### ASSIGNMENT
Exactly the lines from the first line of the listing through the line containing "correction | no |" should appear in the output, unchanged.

■ ■ ■ ■ ■ ■ ■
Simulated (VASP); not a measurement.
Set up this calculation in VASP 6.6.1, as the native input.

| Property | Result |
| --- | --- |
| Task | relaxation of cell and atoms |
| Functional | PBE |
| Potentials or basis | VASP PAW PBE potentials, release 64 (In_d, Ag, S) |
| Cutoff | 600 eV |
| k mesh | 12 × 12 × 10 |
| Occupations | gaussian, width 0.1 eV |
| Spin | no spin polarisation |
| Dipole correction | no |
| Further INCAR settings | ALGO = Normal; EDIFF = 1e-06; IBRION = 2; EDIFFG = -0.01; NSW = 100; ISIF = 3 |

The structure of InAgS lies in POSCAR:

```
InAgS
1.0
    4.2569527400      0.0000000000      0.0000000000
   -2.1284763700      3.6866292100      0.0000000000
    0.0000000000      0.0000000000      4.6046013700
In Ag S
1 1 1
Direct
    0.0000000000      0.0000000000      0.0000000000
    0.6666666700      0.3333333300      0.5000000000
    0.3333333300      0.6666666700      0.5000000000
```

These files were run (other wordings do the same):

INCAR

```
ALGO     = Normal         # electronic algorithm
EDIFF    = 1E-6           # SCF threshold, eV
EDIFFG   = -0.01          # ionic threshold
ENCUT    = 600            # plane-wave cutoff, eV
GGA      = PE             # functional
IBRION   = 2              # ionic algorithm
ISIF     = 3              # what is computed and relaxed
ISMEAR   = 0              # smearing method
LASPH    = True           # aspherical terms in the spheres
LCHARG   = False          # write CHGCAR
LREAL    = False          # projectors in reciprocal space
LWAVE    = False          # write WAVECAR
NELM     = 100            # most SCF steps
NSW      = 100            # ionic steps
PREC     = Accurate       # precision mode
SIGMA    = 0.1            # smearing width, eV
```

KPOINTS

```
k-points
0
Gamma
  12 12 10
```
■ ■ ■ ■ ■ ■ ■

### ANSWER BOX
Simulated (VASP); not a measurement.
Set up this calculation in VASP 6.6.1, as the native input.

| Property | Result |
| --- | --- |
| Task | relaxation of cell and atoms |
| Functional | PBE |
| Potentials or basis | VASP PAW PBE potentials, release 64 (In_d, Ag, S) |
| Cutoff | 600 eV |
| k mesh | 12 × 12 × 10 |
| Occupations | gaussian, width 0.1 eV |
| Spin | no spin polarisation |
| Dipole correction | no |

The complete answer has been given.